* DATA SECTION
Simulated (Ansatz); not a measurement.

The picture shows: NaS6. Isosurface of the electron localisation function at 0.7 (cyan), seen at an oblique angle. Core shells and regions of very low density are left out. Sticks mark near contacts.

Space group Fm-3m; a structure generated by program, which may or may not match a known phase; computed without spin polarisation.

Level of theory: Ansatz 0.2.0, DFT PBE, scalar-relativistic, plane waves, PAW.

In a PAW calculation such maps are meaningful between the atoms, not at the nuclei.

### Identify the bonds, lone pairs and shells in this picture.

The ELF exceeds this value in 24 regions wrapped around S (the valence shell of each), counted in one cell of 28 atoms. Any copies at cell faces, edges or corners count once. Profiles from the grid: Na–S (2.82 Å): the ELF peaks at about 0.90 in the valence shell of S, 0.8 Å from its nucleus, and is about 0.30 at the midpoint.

* EXERCISE
Please give back only the lines between the first line of the entries and the line with "### Identify the", both ends included, word for word.

* EXPECTED ANSWER
Simulated (Ansatz); not a measurement.

The picture shows: NaS6. Isosurface of the electron localisation function at 0.7 (cyan), seen at an oblique angle. Core shells and regions of very low density are left out. Sticks mark near contacts.

Space group Fm-3m; a structure generated by program, which may or may not match a known phase; computed without spin polarisation.

Level of theory: Ansatz 0.2.0, DFT PBE, scalar-relativistic, plane waves, PAW.

In a PAW calculation such maps are meaningful between the atoms, not at the nuclei.

### Identify the bonds, lone pairs and shells in this picture.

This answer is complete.